→ Assigned task: Under this line are the records; write out word for word the part that begins at the line containing "Runs of VASP" and ends at the line containing "600 | (a) | 20.0 |", and no more.

→ Record excerpts:
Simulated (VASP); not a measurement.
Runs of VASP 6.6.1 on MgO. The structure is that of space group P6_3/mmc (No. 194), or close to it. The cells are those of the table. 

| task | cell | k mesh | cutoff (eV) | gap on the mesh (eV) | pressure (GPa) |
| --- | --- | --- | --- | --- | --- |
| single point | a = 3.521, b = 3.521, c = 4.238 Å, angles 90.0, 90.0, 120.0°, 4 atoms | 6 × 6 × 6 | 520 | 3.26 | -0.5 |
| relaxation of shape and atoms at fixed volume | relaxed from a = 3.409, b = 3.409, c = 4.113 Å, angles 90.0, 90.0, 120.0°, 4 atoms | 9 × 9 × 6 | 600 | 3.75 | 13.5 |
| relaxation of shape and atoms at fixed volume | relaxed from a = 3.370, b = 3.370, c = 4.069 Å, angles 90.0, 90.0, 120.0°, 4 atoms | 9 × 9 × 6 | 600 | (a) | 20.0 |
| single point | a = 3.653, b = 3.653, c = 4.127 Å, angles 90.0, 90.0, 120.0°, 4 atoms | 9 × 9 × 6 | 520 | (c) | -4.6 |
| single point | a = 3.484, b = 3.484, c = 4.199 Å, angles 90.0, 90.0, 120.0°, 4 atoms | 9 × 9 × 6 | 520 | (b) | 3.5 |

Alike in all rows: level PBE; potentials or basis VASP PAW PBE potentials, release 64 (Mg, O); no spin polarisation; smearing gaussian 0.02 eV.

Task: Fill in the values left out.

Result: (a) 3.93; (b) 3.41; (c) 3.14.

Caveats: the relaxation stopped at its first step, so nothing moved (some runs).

→ Written response:
Runs of VASP 6.6.1 on MgO. The structure is that of space group P6_3/mmc (No. 194), or close to it. The cells are those of the table. 

| task | cell | k mesh | cutoff (eV) | gap on the mesh (eV) | pressure (GPa) |
| --- | --- | --- | --- | --- | --- |
| single point | a = 3.521, b = 3.521, c = 4.238 Å, angles 90.0, 90.0, 120.0°, 4 atoms | 6 × 6 × 6 | 520 | 3.26 | -0.5 |
| relaxation of shape and atoms at fixed volume | relaxed from a = 3.409, b = 3.409, c = 4.113 Å, angles 90.0, 90.0, 120.0°, 4 atoms | 9 × 9 × 6 | 600 | 3.75 | 13.5 |
| relaxation of shape and atoms at fixed volume | relaxed from a = 3.370, b = 3.370, c = 4.069 Å, angles 90.0, 90.0, 120.0°, 4 atoms | 9 × 9 × 6 | 600 | (a) | 20.0 |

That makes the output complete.